********************
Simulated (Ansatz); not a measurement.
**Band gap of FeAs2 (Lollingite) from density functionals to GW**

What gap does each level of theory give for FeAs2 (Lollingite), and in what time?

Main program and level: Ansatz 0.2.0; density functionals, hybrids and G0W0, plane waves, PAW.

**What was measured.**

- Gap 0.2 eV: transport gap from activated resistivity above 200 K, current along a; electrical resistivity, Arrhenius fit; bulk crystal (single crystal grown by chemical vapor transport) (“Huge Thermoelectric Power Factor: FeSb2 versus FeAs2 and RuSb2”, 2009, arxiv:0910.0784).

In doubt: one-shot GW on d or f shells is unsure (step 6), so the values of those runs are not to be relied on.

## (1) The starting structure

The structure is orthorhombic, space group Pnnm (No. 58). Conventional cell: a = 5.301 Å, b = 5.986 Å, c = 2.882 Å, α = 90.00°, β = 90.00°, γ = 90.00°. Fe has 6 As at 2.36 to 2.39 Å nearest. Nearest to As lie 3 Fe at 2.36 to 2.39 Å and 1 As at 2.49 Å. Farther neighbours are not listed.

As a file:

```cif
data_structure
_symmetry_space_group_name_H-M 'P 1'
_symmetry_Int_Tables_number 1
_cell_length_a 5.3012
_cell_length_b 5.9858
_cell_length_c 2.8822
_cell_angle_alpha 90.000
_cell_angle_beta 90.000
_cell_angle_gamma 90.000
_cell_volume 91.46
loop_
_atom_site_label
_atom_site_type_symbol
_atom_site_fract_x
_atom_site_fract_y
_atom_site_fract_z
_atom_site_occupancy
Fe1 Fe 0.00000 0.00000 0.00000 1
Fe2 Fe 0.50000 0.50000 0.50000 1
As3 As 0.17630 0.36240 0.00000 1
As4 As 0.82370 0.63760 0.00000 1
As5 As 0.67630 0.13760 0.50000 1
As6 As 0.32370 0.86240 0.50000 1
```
********************

* **BRIEF**
The expected output is exactly the lines of the listing above between the line holding "In doubt: one-shot" and the line holding "## (1) The starting structure", inclusive.

* **REPLY**
In doubt: one-shot GW on d or f shells is unsure (step 6), so the values of those runs are not to be relied on.

## (1) The starting structure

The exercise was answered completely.